- _SOURCE MATERIAL_:
- Opening Delimiter -

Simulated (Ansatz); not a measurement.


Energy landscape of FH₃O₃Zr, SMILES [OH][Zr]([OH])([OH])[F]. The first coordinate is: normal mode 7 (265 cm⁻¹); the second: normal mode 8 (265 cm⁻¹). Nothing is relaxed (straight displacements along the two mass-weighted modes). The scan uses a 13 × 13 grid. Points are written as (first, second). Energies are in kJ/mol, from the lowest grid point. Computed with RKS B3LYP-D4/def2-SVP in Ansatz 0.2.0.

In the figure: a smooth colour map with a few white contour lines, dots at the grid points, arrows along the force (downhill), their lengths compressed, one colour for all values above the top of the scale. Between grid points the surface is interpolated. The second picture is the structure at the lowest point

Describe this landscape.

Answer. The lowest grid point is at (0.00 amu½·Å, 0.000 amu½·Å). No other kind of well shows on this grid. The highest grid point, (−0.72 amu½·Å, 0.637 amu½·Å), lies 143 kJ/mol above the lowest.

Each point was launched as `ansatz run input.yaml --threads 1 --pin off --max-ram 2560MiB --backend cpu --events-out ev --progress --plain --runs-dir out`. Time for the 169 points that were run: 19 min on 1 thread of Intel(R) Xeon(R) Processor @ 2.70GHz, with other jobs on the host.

- Closing Delimiter -

- _BRIEF_: Above this task is a listing. Restate, word for word and with nothing added, the lines from the one with "In the figure: a" through the one with "Describe this landscape.".

- _EXERCISE RESPONSE_:
In the figure: a smooth colour map with a few white contour lines, dots at the grid points, arrows along the force (downhill), their lengths compressed, one colour for all values above the top of the scale. Between grid points the surface is interpolated. The second picture is the structure at the lowest point

Describe this landscape.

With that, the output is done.